**Raw data**.
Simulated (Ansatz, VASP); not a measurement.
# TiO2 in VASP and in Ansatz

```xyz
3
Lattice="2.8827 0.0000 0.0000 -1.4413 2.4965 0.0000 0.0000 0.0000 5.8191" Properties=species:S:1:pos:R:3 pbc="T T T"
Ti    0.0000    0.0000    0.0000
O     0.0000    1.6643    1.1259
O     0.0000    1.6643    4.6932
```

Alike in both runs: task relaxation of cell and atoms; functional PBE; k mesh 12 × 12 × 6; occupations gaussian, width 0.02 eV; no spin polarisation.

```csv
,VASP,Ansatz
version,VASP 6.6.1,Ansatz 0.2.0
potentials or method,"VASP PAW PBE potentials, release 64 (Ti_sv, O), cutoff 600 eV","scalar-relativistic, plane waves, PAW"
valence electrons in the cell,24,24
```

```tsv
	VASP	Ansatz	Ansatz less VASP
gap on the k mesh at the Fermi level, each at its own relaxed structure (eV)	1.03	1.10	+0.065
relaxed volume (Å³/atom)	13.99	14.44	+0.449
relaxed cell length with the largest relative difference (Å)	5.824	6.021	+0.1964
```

**Work request**.
Set every line down again exactly. Begin with the first line of the entries and finish with the line containing "Alike in both".

**Your solution**.
Simulated (Ansatz, VASP); not a measurement.
# TiO2 in VASP and in Ansatz

```xyz
3
Lattice="2.8827 0.0000 0.0000 -1.4413 2.4965 0.0000 0.0000 0.0000 5.8191" Properties=species:S:1:pos:R:3 pbc="T T T"
Ti    0.0000    0.0000    0.0000
O     0.0000    1.6643    1.1259
O     0.0000    1.6643    4.6932
```

Alike in both runs: task relaxation of cell and atoms; functional PBE; k mesh 12 × 12 × 6; occupations gaussian, width 0.02 eV; no spin polarisation.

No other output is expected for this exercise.